## [Task item]
Your answer should be the lines below from the one with "spin multiplicity 1." to the one with "Bond lengths: O1–C2", both included, given again exactly and with nothing added.

◆ ◆ ◆ ◆

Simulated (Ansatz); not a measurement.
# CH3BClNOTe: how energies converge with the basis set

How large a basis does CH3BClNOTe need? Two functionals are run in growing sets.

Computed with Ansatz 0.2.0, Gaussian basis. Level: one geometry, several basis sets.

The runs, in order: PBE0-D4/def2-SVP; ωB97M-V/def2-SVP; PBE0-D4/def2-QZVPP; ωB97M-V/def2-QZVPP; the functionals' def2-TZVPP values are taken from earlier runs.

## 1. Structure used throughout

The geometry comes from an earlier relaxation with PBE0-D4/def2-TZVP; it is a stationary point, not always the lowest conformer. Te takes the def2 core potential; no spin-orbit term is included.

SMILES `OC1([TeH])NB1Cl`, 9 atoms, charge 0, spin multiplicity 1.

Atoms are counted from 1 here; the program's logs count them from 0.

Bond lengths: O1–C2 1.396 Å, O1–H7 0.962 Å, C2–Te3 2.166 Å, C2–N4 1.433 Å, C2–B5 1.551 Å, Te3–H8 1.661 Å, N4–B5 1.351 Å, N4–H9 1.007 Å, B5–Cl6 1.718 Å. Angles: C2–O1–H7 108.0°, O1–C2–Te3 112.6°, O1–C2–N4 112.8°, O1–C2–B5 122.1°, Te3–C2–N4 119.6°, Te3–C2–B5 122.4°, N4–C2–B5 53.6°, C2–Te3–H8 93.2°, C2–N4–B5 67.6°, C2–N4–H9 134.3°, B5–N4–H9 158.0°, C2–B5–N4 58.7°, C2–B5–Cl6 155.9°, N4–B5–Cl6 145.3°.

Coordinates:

◆ ◆ ◆ ◆

## [Response box]
SMILES `OC1([TeH])NB1Cl`, 9 atoms, charge 0, spin multiplicity 1.

Atoms are counted from 1 here; the program's logs count them from 0.

Bond lengths: O1–C2 1.396 Å, O1–H7 0.962 Å, C2–Te3 2.166 Å, C2–N4 1.433 Å, C2–B5 1.551 Å, Te3–H8 1.661 Å, N4–B5 1.351 Å, N4–H9 1.007 Å, B5–Cl6 1.718 Å. Angles: C2–O1–H7 108.0°, O1–C2–Te3 112.6°, O1–C2–N4 112.8°, O1–C2–B5 122.1°, Te3–C2–N4 119.6°, Te3–C2–B5 122.4°, N4–C2–B5 53.6°, C2–Te3–H8 93.2°, C2–N4–B5 67.6°, C2–N4–H9 134.3°, B5–N4–H9 158.0°, C2–B5–N4 58.7°, C2–B5–Cl6 155.9°, N4–B5–Cl6 145.3°.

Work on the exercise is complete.